*** Recorded data Section Begins ***

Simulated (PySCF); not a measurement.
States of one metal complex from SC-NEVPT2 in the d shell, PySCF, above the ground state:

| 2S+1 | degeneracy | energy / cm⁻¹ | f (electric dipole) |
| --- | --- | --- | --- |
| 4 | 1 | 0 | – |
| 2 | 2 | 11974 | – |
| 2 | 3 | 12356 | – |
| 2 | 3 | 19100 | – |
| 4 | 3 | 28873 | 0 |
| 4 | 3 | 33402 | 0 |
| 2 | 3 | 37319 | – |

*** Recorded data Section Ends ***

→ Work task
Retype the entries one by one, exactly.

→ Exercise solution
Simulated (PySCF); not a measurement.
States of one metal complex from SC-NEVPT2 in the d shell, PySCF, above the ground state:

| 2S+1 | degeneracy | energy / cm⁻¹ | f (electric dipole) |
| --- | --- | --- | --- |
| 4 | 1 | 0 | – |
| 2 | 2 | 11974 | – |
| 2 | 3 | 12356 | – |
| 2 | 3 | 19100 | – |
| 4 | 3 | 28873 | 0 |
| 4 | 3 | 33402 | 0 |
| 2 | 3 | 37319 | – |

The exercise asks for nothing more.